§ **REQUIREMENT**:
Copy every line of the material exactly as it stands.

====
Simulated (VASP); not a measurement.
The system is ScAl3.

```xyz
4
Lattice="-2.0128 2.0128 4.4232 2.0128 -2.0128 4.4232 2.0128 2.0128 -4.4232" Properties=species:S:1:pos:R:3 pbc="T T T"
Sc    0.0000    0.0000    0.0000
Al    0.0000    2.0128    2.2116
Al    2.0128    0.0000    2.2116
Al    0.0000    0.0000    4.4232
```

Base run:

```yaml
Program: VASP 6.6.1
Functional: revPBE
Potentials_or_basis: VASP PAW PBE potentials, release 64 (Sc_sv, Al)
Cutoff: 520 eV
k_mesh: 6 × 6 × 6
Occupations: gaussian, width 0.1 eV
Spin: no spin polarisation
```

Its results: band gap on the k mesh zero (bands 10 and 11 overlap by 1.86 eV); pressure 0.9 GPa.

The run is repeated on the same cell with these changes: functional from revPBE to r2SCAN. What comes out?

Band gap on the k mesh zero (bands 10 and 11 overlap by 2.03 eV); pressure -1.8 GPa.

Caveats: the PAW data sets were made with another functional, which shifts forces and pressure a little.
====

§ **EXERCISE SOLUTION**:
Simulated (VASP); not a measurement.
The system is ScAl3.

```xyz
4
Lattice="-2.0128 2.0128 4.4232 2.0128 -2.0128 4.4232 2.0128 2.0128 -4.4232" Properties=species:S:1:pos:R:3 pbc="T T T"
Sc    0.0000    0.0000    0.0000
Al    0.0000    2.0128    2.2116
Al    2.0128    0.0000    2.2116
Al    0.0000    0.0000    4.4232
```

Base run:

```yaml
Program: VASP 6.6.1
Functional: revPBE
Potentials_or_basis: VASP PAW PBE potentials, release 64 (Sc_sv, Al)
Cutoff: 520 eV
k_mesh: 6 × 6 × 6
Occupations: gaussian, width 0.1 eV
Spin: no spin polarisation
```

Its results: band gap on the k mesh zero (bands 10 and 11 overlap by 1.86 eV); pressure 0.9 GPa.

The run is repeated on the same cell with these changes: functional from revPBE to r2SCAN. What comes out?

Band gap on the k mesh zero (bands 10 and 11 overlap by 2.03 eV); pressure -1.8 GPa.

Caveats: the PAW data sets were made with another functional, which shifts forces and pressure a little.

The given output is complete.